**Data to examine:**
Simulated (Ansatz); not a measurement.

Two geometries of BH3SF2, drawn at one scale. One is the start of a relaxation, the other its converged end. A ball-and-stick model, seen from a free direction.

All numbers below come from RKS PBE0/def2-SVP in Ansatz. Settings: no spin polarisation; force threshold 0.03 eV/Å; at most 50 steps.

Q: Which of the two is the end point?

**Work task:** Each line of the listing above should be output exactly.

**Task result:**
Simulated (Ansatz); not a measurement.

Two geometries of BH3SF2, drawn at one scale. One is the start of a relaxation, the other its converged end. A ball-and-stick model, seen from a free direction.

All numbers below come from RKS PBE0/def2-SVP in Ansatz. Settings: no spin polarisation; force threshold 0.03 eV/Å; at most 50 steps.

Q: Which of the two is the end point?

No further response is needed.